▶ [Work request]: Your answer must be the lines of the entries below, exactly as written, from the first line through the line containing "# Ru: geometry relaxation (part 2 of 2)".

════════════════════
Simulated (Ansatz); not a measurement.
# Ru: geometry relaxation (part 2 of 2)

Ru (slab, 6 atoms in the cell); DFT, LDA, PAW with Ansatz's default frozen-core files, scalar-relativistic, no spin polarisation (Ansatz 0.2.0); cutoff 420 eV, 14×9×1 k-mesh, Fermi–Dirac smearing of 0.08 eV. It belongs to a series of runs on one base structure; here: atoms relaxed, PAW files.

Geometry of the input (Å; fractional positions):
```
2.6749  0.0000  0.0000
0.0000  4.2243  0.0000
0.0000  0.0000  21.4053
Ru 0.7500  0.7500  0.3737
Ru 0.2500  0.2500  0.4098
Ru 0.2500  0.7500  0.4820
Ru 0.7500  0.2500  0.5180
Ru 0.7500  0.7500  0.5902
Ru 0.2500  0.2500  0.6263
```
════════════════════

▶ [Written response]:
Simulated (Ansatz); not a measurement.
# Ru: geometry relaxation (part 2 of 2)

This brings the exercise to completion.